*** Opening of Provided information ***

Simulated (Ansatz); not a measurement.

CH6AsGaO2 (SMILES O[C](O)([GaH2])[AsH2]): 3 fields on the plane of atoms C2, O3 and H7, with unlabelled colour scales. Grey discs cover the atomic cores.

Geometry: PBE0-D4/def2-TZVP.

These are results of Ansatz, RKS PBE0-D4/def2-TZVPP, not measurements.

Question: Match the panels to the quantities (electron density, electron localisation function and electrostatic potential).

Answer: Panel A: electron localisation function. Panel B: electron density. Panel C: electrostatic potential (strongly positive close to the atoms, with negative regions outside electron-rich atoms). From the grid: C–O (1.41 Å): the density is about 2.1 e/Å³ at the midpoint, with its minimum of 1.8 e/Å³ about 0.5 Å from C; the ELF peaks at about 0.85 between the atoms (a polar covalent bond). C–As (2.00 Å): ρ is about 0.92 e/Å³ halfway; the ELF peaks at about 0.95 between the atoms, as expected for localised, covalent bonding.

*** Close of Provided information ***

- Task item:
From the material above, set down exactly the lines starting at the one with "These are results" and ending at the one with "Question: Match the", end lines included.

- Problem solution:
These are results of Ansatz, RKS PBE0-D4/def2-TZVPP, not measurements.

Question: Match the panels to the quantities (electron density, electron localisation function and electrostatic potential).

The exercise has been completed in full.